WORK INSTRUCTION ->
The answer must consist of every record, printed exactly as it stands.

PROVIDED DATA section start

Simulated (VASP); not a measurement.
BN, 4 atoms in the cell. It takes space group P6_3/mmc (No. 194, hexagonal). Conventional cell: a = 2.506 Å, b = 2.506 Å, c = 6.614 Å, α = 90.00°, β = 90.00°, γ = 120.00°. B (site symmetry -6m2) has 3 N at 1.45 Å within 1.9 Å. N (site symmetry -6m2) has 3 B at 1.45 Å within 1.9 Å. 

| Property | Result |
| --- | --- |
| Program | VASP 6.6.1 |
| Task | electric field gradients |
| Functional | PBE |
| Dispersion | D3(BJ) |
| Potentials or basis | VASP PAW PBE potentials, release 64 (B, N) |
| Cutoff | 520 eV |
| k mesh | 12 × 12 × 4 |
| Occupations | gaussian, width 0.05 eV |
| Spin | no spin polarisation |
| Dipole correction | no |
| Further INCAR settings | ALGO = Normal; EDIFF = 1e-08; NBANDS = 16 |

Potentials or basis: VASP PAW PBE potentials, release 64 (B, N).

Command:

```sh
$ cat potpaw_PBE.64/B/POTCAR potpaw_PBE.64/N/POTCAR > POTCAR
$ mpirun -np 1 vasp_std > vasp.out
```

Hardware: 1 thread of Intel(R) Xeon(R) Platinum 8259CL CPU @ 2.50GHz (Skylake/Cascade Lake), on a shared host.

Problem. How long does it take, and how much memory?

PROVIDED DATA section end

WRITTEN REPLY ->
Simulated (VASP); not a measurement.
BN, 4 atoms in the cell. It takes space group P6_3/mmc (No. 194, hexagonal). Conventional cell: a = 2.506 Å, b = 2.506 Å, c = 6.614 Å, α = 90.00°, β = 90.00°, γ = 120.00°. B (site symmetry -6m2) has 3 N at 1.45 Å within 1.9 Å. N (site symmetry -6m2) has 3 B at 1.45 Å within 1.9 Å. 

| Property | Result |
| --- | --- |
| Program | VASP 6.6.1 |
| Task | electric field gradients |
| Functional | PBE |
| Dispersion | D3(BJ) |
| Potentials or basis | VASP PAW PBE potentials, release 64 (B, N) |
| Cutoff | 520 eV |
| k mesh | 12 × 12 × 4 |
| Occupations | gaussian, width 0.05 eV |
| Spin | no spin polarisation |
| Dipole correction | no |
| Further INCAR settings | ALGO = Normal; EDIFF = 1e-08; NBANDS = 16 |

Potentials or basis: VASP PAW PBE potentials, release 64 (B, N).

Command:

```sh
$ cat potpaw_PBE.64/B/POTCAR potpaw_PBE.64/N/POTCAR > POTCAR
$ mpirun -np 1 vasp_std > vasp.out
```

Hardware: 1 thread of Intel(R) Xeon(R) Platinum 8259CL CPU @ 2.50GHz (Skylake/Cascade Lake), on a shared host.

Problem. How long does it take, and how much memory?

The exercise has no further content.